→ **Data listing**
════════════════

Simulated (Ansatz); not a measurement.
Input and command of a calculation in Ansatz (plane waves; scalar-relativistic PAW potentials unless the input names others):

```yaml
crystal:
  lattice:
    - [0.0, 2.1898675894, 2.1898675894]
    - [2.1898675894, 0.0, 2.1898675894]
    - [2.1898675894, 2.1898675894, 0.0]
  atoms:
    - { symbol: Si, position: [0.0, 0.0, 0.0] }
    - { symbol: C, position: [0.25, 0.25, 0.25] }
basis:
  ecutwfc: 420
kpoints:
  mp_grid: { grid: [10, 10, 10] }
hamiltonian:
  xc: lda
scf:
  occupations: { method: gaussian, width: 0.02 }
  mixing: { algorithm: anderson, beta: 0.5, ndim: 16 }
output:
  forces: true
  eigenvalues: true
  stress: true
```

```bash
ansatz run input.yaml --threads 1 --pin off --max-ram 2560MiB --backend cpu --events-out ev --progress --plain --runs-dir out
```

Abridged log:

════════════════

→ **Assigned task**
The response should reproduce every entry above exactly.

→ **Response area**
Simulated (Ansatz); not a measurement.
Input and command of a calculation in Ansatz (plane waves; scalar-relativistic PAW potentials unless the input names others):

```yaml
crystal:
  lattice:
    - [0.0, 2.1898675894, 2.1898675894]
    - [2.1898675894, 0.0, 2.1898675894]
    - [2.1898675894, 2.1898675894, 0.0]
  atoms:
    - { symbol: Si, position: [0.0, 0.0, 0.0] }
    - { symbol: C, position: [0.25, 0.25, 0.25] }
basis:
  ecutwfc: 420
kpoints:
  mp_grid: { grid: [10, 10, 10] }
hamiltonian:
  xc: lda
scf:
  occupations: { method: gaussian, width: 0.02 }
  mixing: { algorithm: anderson, beta: 0.5, ndim: 16 }
output:
  forces: true
  eigenvalues: true
  stress: true
```

```bash
ansatz run input.yaml --threads 1 --pin off --max-ram 2560MiB --backend cpu --events-out ev --progress --plain --runs-dir out
```

Abridged log:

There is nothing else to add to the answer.